Brief
The records below should be copied in full, exactly as shown.

Dataset extract
════════════════
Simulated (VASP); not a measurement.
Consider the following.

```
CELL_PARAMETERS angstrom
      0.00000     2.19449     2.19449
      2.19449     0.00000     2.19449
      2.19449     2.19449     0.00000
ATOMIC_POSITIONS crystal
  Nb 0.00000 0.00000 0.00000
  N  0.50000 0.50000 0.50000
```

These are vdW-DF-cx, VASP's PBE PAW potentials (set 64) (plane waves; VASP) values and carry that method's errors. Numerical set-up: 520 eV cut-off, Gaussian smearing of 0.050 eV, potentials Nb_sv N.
════════════════

Answer space
Simulated (VASP); not a measurement.
Consider the following.

```
CELL_PARAMETERS angstrom
      0.00000     2.19449     2.19449
      2.19449     0.00000     2.19449
      2.19449     2.19449     0.00000
ATOMIC_POSITIONS crystal
  Nb 0.00000 0.00000 0.00000
  N  0.50000 0.50000 0.50000
```

These are vdW-DF-cx, VASP's PBE PAW potentials (set 64) (plane waves; VASP) values and carry that method's errors. Numerical set-up: 520 eV cut-off, Gaussian smearing of 0.050 eV, potentials Nb_sv N.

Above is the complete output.